▸ DATA:
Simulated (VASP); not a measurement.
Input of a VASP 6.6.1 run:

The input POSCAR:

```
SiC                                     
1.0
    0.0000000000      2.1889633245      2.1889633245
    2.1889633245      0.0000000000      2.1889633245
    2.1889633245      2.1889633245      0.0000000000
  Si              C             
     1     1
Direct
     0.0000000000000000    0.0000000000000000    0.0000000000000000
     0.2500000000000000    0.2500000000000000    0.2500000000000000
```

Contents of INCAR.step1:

▸ REQUIRED ACTION: All lines of the data above must be returned exactly.

▸ EXPECTED ANSWER:
Simulated (VASP); not a measurement.
Input of a VASP 6.6.1 run:

The input POSCAR:

```
SiC                                     
1.0
    0.0000000000      2.1889633245      2.1889633245
    2.1889633245      0.0000000000      2.1889633245
    2.1889633245      2.1889633245      0.0000000000
  Si              C             
     1     1
Direct
     0.0000000000000000    0.0000000000000000    0.0000000000000000
     0.2500000000000000    0.2500000000000000    0.2500000000000000
```

Contents of INCAR.step1:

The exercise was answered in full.